* Data to examine
★ ★ ★

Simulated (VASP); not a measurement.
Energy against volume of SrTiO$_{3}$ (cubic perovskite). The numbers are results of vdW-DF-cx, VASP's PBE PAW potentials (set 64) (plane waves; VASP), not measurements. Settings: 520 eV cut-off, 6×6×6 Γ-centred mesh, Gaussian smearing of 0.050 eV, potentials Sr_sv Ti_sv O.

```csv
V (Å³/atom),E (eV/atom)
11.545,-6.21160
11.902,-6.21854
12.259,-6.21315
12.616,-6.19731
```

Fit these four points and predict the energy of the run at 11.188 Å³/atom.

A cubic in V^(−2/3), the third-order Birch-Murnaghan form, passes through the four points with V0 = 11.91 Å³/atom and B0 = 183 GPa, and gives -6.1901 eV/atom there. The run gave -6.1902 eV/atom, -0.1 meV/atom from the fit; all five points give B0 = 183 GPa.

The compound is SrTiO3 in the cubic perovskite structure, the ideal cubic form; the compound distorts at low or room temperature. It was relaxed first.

★ ★ ★

* Work order
Set every line down again exactly. Begin with the first line of the entries and finish with the line containing "A cubic in V^(−2/3), the".

* Exercise answer
Simulated (VASP); not a measurement.
Energy against volume of SrTiO$_{3}$ (cubic perovskite). The numbers are results of vdW-DF-cx, VASP's PBE PAW potentials (set 64) (plane waves; VASP), not measurements. Settings: 520 eV cut-off, 6×6×6 Γ-centred mesh, Gaussian smearing of 0.050 eV, potentials Sr_sv Ti_sv O.

```csv
V (Å³/atom),E (eV/atom)
11.545,-6.21160
11.902,-6.21854
12.259,-6.21315
12.616,-6.19731
```

Fit these four points and predict the energy of the run at 11.188 Å³/atom.

A cubic in V^(−2/3), the third-order Birch-Murnaghan form, passes through the four points with V0 = 11.91 Å³/atom and B0 = 183 GPa, and gives -6.1901 eV/atom there. The run gave -6.1902 eV/atom, -0.1 meV/atom from the fit; all five points give B0 = 183 GPa.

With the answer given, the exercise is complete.